*Study material*.
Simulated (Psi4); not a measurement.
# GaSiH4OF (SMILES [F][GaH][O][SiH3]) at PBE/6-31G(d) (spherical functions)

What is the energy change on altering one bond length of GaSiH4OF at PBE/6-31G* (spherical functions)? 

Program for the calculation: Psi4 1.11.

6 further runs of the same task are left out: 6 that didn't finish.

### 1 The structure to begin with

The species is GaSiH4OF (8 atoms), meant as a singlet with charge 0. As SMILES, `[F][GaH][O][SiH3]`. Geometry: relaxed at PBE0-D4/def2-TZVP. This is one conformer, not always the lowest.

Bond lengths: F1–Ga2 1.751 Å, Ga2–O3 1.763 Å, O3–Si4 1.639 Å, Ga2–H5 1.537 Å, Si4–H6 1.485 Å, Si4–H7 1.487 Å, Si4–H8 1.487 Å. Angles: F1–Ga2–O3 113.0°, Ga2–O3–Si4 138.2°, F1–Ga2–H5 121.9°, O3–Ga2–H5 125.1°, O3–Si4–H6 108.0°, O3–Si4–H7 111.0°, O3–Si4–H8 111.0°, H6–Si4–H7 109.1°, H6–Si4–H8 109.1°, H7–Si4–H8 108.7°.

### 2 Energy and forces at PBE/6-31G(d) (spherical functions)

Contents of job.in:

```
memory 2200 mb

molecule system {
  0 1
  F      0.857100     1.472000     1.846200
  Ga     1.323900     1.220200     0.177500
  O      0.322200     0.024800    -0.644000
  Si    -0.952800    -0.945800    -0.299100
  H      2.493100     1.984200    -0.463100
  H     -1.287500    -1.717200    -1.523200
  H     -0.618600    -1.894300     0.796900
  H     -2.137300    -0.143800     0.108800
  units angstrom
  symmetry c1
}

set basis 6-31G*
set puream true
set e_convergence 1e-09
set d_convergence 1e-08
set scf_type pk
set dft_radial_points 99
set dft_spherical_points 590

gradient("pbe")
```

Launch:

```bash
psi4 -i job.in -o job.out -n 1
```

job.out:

*Work instruction*. Your job is to print exactly the lines that run from the top of the entries through the line with "Program for the calculation: Psi4 1.11.", and no others.

*Exercise result*.
Simulated (Psi4); not a measurement.
# GaSiH4OF (SMILES [F][GaH][O][SiH3]) at PBE/6-31G(d) (spherical functions)

What is the energy change on altering one bond length of GaSiH4OF at PBE/6-31G* (spherical functions)? 

Program for the calculation: Psi4 1.11.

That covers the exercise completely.